Work request. Please repeat, unchanged, the lines at the top of the listing below, ending with the one that has "spin polarisation |".

══════

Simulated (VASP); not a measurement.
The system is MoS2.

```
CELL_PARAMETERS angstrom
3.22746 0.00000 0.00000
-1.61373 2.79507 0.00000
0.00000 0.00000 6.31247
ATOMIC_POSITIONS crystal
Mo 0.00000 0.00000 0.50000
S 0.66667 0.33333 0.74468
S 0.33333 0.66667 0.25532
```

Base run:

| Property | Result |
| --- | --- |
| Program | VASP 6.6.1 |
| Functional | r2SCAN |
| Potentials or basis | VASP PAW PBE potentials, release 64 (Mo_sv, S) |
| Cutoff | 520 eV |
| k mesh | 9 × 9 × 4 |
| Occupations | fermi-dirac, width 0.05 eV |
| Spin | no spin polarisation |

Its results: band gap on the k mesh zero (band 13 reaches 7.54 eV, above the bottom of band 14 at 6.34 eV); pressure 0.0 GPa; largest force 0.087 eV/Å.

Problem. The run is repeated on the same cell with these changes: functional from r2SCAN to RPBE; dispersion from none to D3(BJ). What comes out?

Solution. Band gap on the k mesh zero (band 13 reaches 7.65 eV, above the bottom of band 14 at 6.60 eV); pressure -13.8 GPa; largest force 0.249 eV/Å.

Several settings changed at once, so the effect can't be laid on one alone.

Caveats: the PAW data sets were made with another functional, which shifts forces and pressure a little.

══════

Answer section.
Simulated (VASP); not a measurement.
The system is MoS2.

```
CELL_PARAMETERS angstrom
3.22746 0.00000 0.00000
-1.61373 2.79507 0.00000
0.00000 0.00000 6.31247
ATOMIC_POSITIONS crystal
Mo 0.00000 0.00000 0.50000
S 0.66667 0.33333 0.74468
S 0.33333 0.66667 0.25532
```

Base run:

| Property | Result |
| --- | --- |
| Program | VASP 6.6.1 |
| Functional | r2SCAN |
| Potentials or basis | VASP PAW PBE potentials, release 64 (Mo_sv, S) |
| Cutoff | 520 eV |
| k mesh | 9 × 9 × 4 |
| Occupations | fermi-dirac, width 0.05 eV |
| Spin | no spin polarisation |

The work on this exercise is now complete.